Information given ▸
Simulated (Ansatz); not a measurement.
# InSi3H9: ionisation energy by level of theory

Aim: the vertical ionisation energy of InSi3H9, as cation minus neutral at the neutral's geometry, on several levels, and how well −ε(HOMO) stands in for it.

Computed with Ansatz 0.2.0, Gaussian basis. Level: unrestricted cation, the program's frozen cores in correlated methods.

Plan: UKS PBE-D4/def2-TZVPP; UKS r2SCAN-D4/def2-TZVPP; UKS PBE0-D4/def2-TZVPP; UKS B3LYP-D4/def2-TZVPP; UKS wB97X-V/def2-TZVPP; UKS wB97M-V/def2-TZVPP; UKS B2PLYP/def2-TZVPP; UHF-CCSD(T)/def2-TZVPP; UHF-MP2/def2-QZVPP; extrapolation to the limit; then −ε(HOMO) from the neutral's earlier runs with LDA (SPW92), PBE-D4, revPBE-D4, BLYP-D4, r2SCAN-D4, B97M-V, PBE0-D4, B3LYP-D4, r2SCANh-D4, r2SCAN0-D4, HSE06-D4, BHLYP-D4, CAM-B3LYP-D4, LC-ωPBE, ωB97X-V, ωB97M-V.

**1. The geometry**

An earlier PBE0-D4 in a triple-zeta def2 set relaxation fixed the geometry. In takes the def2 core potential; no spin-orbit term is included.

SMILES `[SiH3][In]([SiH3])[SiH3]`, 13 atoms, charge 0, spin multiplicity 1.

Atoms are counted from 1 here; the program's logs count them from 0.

Work task ▸
Up to and including the line containing "Computed with Ansatz", please write out the listing exactly, starting from its first line.

Task response ▸
Simulated (Ansatz); not a measurement.
# InSi3H9: ionisation energy by level of theory

Aim: the vertical ionisation energy of InSi3H9, as cation minus neutral at the neutral's geometry, on several levels, and how well −ε(HOMO) stands in for it.

Computed with Ansatz 0.2.0, Gaussian basis. Level: unrestricted cation, the program's frozen cores in correlated methods.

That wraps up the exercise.